Data ▸
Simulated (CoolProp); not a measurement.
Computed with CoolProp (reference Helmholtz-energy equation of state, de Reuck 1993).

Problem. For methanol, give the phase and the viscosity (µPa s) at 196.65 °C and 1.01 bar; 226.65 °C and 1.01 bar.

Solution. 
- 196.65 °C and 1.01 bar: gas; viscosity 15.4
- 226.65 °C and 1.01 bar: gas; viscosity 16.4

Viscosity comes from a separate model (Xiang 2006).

Assigned task ▸ Would you transcribe the whole listing, keeping every character the same?

Response box ▸
Simulated (CoolProp); not a measurement.
Computed with CoolProp (reference Helmholtz-energy equation of state, de Reuck 1993).

Problem. For methanol, give the phase and the viscosity (µPa s) at 196.65 °C and 1.01 bar; 226.65 °C and 1.01 bar.

Solution. 
- 196.65 °C and 1.01 bar: gas; viscosity 15.4
- 226.65 °C and 1.01 bar: gas; viscosity 16.4

Viscosity comes from a separate model (Xiang 2006).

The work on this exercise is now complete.